== Segment start ==
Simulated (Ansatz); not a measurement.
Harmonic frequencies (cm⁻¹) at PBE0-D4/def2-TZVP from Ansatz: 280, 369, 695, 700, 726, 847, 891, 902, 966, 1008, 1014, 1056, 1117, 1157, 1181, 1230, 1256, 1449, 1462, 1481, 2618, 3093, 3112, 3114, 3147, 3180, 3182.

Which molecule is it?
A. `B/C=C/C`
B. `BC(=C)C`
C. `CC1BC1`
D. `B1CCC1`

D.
== Segment end ==

* Work request *
Quote every line of the records above, from the first down to the one holding "Harmonic frequencies (cm⁻¹)", exactly as written.

* Written response *
Simulated (Ansatz); not a measurement.
Harmonic frequencies (cm⁻¹) at PBE0-D4/def2-TZVP from Ansatz: 280, 369, 695, 700, 726, 847, 891, 902, 966, 1008, 1014, 1056, 1117, 1157, 1181, 1230, 1256, 1449, 1462, 1481, 2618, 3093, 3112, 3114, 3147, 3180, 3182.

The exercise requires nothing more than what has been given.